■ REQUIREMENT: Verbatim, and with nothing else, reproduce the data below from its first line through the line containing "(110) slab of".

■ GIVEN INFORMATION:
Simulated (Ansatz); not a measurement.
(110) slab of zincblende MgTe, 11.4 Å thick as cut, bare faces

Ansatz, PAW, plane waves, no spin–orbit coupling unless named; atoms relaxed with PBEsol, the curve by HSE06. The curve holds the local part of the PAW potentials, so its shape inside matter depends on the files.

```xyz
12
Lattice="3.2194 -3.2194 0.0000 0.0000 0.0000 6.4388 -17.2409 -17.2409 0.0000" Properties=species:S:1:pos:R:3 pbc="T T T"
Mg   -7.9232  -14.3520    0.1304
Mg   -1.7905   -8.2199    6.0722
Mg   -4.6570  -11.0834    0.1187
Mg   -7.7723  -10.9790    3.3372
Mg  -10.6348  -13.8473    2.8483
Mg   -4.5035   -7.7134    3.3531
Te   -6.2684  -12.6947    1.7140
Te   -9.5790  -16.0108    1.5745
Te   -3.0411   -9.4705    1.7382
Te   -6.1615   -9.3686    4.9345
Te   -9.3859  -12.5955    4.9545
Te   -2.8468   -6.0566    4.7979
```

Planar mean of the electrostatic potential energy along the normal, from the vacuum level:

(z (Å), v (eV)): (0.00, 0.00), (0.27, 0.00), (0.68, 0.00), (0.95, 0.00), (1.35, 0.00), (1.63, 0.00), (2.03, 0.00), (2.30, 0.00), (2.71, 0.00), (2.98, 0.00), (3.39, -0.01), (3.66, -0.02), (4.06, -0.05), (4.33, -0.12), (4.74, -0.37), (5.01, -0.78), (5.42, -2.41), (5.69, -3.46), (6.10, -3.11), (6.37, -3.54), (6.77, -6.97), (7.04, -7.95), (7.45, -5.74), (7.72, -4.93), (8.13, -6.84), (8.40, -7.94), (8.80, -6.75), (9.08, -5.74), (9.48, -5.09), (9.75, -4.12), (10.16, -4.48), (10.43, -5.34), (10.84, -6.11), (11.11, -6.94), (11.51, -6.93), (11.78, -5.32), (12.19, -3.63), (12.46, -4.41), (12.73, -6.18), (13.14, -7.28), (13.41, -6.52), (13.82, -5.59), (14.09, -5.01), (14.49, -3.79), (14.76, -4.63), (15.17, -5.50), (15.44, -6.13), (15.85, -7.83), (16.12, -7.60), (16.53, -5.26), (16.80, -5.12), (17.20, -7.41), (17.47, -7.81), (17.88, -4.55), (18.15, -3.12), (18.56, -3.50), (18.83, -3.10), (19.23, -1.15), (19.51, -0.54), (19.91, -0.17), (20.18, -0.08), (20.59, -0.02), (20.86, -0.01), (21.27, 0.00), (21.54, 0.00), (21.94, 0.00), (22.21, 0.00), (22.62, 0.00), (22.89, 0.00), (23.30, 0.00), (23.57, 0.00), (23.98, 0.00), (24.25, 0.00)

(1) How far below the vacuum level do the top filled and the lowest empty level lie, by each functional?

■ PROBLEM SOLUTION:
Simulated (Ansatz); not a measurement.
(110) slab of zincblende MgTe, 11.4 Å thick as cut, bare faces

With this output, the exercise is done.